**AVAILABLE DATA**
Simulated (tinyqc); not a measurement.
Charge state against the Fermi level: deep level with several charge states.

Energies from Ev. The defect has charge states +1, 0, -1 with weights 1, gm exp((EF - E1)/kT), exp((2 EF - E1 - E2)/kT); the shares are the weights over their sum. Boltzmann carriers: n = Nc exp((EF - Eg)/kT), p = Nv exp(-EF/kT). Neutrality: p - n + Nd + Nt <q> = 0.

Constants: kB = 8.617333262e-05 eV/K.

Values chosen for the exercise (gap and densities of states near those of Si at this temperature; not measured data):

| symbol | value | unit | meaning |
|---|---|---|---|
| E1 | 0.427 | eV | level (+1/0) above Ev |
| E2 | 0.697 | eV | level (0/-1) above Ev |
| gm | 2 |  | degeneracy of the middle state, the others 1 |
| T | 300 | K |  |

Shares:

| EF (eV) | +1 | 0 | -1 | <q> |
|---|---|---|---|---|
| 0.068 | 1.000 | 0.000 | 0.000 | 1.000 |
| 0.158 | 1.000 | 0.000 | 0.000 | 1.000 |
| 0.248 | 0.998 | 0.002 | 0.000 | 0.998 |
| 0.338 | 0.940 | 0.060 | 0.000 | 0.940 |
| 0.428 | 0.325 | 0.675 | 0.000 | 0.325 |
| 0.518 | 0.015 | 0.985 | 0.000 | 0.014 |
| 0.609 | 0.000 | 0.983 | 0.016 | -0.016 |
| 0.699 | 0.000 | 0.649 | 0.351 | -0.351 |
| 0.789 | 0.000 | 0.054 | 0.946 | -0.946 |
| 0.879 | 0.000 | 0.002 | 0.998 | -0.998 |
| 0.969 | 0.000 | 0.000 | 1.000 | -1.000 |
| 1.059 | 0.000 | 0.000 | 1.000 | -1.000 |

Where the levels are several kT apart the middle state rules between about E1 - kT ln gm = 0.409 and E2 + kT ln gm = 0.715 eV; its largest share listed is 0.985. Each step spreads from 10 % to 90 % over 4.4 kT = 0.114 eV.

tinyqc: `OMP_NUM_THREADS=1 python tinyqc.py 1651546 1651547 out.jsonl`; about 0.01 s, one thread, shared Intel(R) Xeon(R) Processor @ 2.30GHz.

**EXERCISE**
Your output should consist solely of the lines from the beginning of the entries through the line containing "Charge state against", reproduced exactly.

**EXPECTED ANSWER**
Simulated (tinyqc); not a measurement.
Charge state against the Fermi level: deep level with several charge states.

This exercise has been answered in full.